Requirement:
In the listing that follows, the lines starting at the one containing "Mg(CH3)(NH2) + Si(CH3)3F**" and ending at the one containing "Gas-phase species: Mg(CH3)F, singlet;" are to be returned exactly, both boundary lines included, and no others.

☆ ☆ ☆ ☆ ☆

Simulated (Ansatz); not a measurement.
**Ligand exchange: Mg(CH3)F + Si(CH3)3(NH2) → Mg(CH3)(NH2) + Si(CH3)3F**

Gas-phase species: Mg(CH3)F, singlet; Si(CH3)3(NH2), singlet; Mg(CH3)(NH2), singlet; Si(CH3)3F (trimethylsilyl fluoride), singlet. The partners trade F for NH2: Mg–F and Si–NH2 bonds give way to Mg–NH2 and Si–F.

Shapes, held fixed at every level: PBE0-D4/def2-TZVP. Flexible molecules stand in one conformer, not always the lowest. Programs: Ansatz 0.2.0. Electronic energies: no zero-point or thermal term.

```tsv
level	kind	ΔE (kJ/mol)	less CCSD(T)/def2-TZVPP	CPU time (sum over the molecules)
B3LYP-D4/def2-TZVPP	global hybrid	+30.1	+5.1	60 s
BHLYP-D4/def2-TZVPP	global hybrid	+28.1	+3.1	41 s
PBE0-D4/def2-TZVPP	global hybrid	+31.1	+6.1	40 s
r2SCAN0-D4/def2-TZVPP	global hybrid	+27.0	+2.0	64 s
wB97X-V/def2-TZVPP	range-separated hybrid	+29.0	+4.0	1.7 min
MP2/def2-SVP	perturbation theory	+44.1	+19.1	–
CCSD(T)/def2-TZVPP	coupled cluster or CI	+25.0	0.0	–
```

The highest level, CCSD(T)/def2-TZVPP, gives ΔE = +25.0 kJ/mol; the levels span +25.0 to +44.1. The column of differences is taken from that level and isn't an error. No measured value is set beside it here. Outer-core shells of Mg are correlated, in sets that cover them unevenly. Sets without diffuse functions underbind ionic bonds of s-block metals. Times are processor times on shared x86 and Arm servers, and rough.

☆ ☆ ☆ ☆ ☆

Problem solution:
**Ligand exchange: Mg(CH3)F + Si(CH3)3(NH2) → Mg(CH3)(NH2) + Si(CH3)3F**

Gas-phase species: Mg(CH3)F, singlet; Si(CH3)3(NH2), singlet; Mg(CH3)(NH2), singlet; Si(CH3)3F (trimethylsilyl fluoride), singlet. The partners trade F for NH2: Mg–F and Si–NH2 bonds give way to Mg–NH2 and Si–F.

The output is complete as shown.